* SUPPLIED DATA
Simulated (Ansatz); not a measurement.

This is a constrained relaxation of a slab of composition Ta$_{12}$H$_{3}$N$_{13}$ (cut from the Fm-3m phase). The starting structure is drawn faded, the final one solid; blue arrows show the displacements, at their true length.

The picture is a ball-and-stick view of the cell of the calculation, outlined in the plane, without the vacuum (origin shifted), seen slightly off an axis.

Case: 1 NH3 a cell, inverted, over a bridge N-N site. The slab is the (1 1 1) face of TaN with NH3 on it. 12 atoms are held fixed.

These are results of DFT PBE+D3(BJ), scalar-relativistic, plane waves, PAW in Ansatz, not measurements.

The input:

* REQUIREMENT
In the listing above, locate the line containing "Case: 1 NH3" and the line containing "These are results", then transcribe both and every line between them verbatim.

* ANSWER SPACE
Case: 1 NH3 a cell, inverted, over a bridge N-N site. The slab is the (1 1 1) face of TaN with NH3 on it. 12 atoms are held fixed.

These are results of DFT PBE+D3(BJ), scalar-relativistic, plane waves, PAW in Ansatz, not measurements.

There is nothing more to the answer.